### Supplied records

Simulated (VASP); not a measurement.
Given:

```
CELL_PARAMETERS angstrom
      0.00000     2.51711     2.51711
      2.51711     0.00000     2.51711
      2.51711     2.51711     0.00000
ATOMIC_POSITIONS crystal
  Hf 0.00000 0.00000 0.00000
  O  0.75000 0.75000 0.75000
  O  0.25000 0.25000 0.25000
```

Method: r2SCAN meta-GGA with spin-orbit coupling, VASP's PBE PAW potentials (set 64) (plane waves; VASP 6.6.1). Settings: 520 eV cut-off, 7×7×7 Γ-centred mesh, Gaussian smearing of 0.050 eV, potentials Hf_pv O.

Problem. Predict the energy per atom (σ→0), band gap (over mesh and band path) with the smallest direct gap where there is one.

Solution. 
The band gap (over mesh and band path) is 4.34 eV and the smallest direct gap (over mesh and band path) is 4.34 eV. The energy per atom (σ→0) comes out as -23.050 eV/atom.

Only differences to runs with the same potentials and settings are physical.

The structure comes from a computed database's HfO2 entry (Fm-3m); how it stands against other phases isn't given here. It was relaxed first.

######

• [Brief]:
The required output is the exact run of lines from the beginning of the listing above to the line that contains "Only differences to", inclusive of both.

• [Written response]:
Simulated (VASP); not a measurement.
Given:

```
CELL_PARAMETERS angstrom
      0.00000     2.51711     2.51711
      2.51711     0.00000     2.51711
      2.51711     2.51711     0.00000
ATOMIC_POSITIONS crystal
  Hf 0.00000 0.00000 0.00000
  O  0.75000 0.75000 0.75000
  O  0.25000 0.25000 0.25000
```

Method: r2SCAN meta-GGA with spin-orbit coupling, VASP's PBE PAW potentials (set 64) (plane waves; VASP 6.6.1). Settings: 520 eV cut-off, 7×7×7 Γ-centred mesh, Gaussian smearing of 0.050 eV, potentials Hf_pv O.

Problem. Predict the energy per atom (σ→0), band gap (over mesh and band path) with the smallest direct gap where there is one.

Solution. 
The band gap (over mesh and band path) is 4.34 eV and the smallest direct gap (over mesh and band path) is 4.34 eV. The energy per atom (σ→0) comes out as -23.050 eV/atom.

Only differences to runs with the same potentials and settings are physical.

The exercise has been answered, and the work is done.